Work request »
Type out the entries again, keeping every word unchanged.

Given records »
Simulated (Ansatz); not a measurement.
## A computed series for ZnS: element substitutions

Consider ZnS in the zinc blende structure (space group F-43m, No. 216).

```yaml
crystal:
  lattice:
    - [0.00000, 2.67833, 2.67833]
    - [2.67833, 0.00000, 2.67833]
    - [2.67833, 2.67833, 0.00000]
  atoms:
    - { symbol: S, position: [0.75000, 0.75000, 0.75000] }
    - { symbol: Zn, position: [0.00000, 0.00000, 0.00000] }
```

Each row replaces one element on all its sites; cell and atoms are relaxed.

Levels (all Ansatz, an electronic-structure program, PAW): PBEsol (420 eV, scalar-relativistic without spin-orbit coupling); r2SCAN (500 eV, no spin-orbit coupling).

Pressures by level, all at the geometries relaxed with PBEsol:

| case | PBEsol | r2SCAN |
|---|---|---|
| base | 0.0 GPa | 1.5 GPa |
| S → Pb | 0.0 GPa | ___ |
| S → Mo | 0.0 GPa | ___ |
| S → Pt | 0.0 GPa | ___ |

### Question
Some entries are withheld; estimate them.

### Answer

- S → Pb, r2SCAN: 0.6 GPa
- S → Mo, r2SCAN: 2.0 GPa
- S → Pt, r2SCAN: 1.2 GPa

Task solution »
Simulated (Ansatz); not a measurement.
## A computed series for ZnS: element substitutions

Consider ZnS in the zinc blende structure (space group F-43m, No. 216).

```yaml
crystal:
  lattice:
    - [0.00000, 2.67833, 2.67833]
    - [2.67833, 0.00000, 2.67833]
    - [2.67833, 2.67833, 0.00000]
  atoms:
    - { symbol: S, position: [0.75000, 0.75000, 0.75000] }
    - { symbol: Zn, position: [0.00000, 0.00000, 0.00000] }
```

Each row replaces one element on all its sites; cell and atoms are relaxed.

Levels (all Ansatz, an electronic-structure program, PAW): PBEsol (420 eV, scalar-relativistic without spin-orbit coupling); r2SCAN (500 eV, no spin-orbit coupling).

Pressures by level, all at the geometries relaxed with PBEsol:

| case | PBEsol | r2SCAN |
|---|---|---|
| base | 0.0 GPa | 1.5 GPa |
| S → Pb | 0.0 GPa | ___ |
| S → Mo | 0.0 GPa | ___ |
| S → Pt | 0.0 GPa | ___ |

### Question
Some entries are withheld; estimate them.

### Answer

- S → Pb, r2SCAN: 0.6 GPa
- S → Mo, r2SCAN: 2.0 GPa
- S → Pt, r2SCAN: 1.2 GPa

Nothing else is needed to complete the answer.